## Assignment:
Once the line with "Computed with Ansatz, DFT" is found in the entries below, repeat it and each following line exactly, up to and including the line with "### Which geometry has the lower energy?". Add no other lines.

## Supplied records:
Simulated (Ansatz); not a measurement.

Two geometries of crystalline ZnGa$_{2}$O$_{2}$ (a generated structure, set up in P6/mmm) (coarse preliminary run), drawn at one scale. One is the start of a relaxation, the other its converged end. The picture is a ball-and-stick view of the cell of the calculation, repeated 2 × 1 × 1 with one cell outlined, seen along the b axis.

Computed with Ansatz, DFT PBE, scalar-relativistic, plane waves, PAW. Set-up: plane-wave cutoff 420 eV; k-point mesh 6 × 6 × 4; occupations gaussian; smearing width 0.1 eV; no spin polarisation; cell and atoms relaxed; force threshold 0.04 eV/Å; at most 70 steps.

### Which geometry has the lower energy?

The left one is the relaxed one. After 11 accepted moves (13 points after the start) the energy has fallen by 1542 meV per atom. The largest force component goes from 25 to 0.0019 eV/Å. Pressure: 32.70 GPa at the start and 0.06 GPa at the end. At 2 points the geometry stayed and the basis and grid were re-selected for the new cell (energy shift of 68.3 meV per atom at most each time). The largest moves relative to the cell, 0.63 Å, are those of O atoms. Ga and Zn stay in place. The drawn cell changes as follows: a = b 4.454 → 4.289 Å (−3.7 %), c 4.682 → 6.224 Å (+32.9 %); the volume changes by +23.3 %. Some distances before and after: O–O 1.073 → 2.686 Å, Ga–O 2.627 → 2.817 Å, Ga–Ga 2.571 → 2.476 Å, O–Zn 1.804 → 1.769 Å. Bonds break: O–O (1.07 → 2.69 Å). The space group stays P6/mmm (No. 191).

## Exercise output:
Computed with Ansatz, DFT PBE, scalar-relativistic, plane waves, PAW. Set-up: plane-wave cutoff 420 eV; k-point mesh 6 × 6 × 4; occupations gaussian; smearing width 0.1 eV; no spin polarisation; cell and atoms relaxed; force threshold 0.04 eV/Å; at most 70 steps.

### Which geometry has the lower energy?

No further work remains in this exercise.